■ **BRIEF**
Set down the records below in full, exactly as they read.

■ **GIVEN RECORDS**
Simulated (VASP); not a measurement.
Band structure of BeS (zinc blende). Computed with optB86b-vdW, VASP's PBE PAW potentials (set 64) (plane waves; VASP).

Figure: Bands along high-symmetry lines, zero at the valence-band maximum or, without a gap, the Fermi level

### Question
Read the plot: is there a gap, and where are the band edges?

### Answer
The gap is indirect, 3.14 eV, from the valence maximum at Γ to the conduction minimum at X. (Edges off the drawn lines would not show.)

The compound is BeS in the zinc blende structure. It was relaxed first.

■ **EXERCISE ANSWER**
Simulated (VASP); not a measurement.
Band structure of BeS (zinc blende). Computed with optB86b-vdW, VASP's PBE PAW potentials (set 64) (plane waves; VASP).

Figure: Bands along high-symmetry lines, zero at the valence-band maximum or, without a gap, the Fermi level

### Question
Read the plot: is there a gap, and where are the band edges?

### Answer
The gap is indirect, 3.14 eV, from the valence maximum at Γ to the conduction minimum at X. (Edges off the drawn lines would not show.)

The compound is BeS in the zinc blende structure. It was relaxed first.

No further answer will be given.